**ASSIGNED TASK**
Each line of the material below should be retyped precisely as it appears.

**DATA PROVIDED**
# # # # # # #

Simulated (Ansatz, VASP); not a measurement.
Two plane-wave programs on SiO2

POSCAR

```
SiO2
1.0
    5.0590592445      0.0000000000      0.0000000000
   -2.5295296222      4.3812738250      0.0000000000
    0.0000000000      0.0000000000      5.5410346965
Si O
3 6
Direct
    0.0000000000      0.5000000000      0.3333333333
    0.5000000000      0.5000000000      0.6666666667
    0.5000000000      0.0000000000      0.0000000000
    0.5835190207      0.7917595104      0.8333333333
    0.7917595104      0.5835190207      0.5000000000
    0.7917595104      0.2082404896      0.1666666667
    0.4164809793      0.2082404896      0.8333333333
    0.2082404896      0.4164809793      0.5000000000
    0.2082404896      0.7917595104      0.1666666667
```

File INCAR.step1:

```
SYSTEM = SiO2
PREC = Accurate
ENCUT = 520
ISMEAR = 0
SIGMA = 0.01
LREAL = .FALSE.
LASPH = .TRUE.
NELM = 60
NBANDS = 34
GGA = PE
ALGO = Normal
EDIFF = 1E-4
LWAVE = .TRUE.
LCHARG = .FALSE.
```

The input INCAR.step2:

# # # # # # #

**EXERCISE SOLUTION**
Simulated (Ansatz, VASP); not a measurement.
Two plane-wave programs on SiO2

POSCAR

```
SiO2
1.0
    5.0590592445      0.0000000000      0.0000000000
   -2.5295296222      4.3812738250      0.0000000000
    0.0000000000      0.0000000000      5.5410346965
Si O
3 6
Direct
    0.0000000000      0.5000000000      0.3333333333
    0.5000000000      0.5000000000      0.6666666667
    0.5000000000      0.0000000000      0.0000000000
    0.5835190207      0.7917595104      0.8333333333
    0.7917595104      0.5835190207      0.5000000000
    0.7917595104      0.2082404896      0.1666666667
    0.4164809793      0.2082404896      0.8333333333
    0.2082404896      0.4164809793      0.5000000000
    0.2082404896      0.7917595104      0.1666666667
```

File INCAR.step1:

```
SYSTEM = SiO2
PREC = Accurate
ENCUT = 520
ISMEAR = 0
SIGMA = 0.01
LREAL = .FALSE.
LASPH = .TRUE.
NELM = 60
NBANDS = 34
GGA = PE
ALGO = Normal
EDIFF = 1E-4
LWAVE = .TRUE.
LCHARG = .FALSE.
```

The input INCAR.step2:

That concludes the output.